* **Action item**
In this exercise, return each entry exactly as given.

* **Dataset**
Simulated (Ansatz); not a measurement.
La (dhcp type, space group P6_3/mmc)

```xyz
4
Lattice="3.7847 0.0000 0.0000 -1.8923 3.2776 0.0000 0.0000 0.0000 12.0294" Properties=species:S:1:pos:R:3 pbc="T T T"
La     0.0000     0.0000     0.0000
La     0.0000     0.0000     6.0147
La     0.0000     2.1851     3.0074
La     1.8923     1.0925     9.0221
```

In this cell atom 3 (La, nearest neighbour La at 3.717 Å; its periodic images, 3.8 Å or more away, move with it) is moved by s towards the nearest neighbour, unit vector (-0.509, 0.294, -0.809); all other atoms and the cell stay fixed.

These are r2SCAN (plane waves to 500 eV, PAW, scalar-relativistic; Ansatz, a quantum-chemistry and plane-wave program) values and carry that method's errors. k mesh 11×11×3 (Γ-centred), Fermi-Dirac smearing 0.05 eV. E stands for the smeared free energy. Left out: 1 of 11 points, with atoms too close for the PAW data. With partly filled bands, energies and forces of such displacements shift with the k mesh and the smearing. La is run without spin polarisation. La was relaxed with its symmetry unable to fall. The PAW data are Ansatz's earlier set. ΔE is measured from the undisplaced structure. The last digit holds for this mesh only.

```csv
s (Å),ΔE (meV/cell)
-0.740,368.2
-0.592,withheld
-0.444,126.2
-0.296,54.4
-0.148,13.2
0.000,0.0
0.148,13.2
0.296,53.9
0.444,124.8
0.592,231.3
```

* **Task output**
Simulated (Ansatz); not a measurement.
La (dhcp type, space group P6_3/mmc)

```xyz
4
Lattice="3.7847 0.0000 0.0000 -1.8923 3.2776 0.0000 0.0000 0.0000 12.0294" Properties=species:S:1:pos:R:3 pbc="T T T"
La     0.0000     0.0000     0.0000
La     0.0000     0.0000     6.0147
La     0.0000     2.1851     3.0074
La     1.8923     1.0925     9.0221
```

In this cell atom 3 (La, nearest neighbour La at 3.717 Å; its periodic images, 3.8 Å or more away, move with it) is moved by s towards the nearest neighbour, unit vector (-0.509, 0.294, -0.809); all other atoms and the cell stay fixed.

These are r2SCAN (plane waves to 500 eV, PAW, scalar-relativistic; Ansatz, a quantum-chemistry and plane-wave program) values and carry that method's errors. k mesh 11×11×3 (Γ-centred), Fermi-Dirac smearing 0.05 eV. E stands for the smeared free energy. Left out: 1 of 11 points, with atoms too close for the PAW data. With partly filled bands, energies and forces of such displacements shift with the k mesh and the smearing. La is run without spin polarisation. La was relaxed with its symmetry unable to fall. The PAW data are Ansatz's earlier set. ΔE is measured from the undisplaced structure. The last digit holds for this mesh only.

```csv
s (Å),ΔE (meV/cell)
-0.740,368.2
-0.592,withheld
-0.444,126.2
-0.296,54.4
-0.148,13.2
0.000,0.0
0.148,13.2
0.296,53.9
0.444,124.8
0.592,231.3
```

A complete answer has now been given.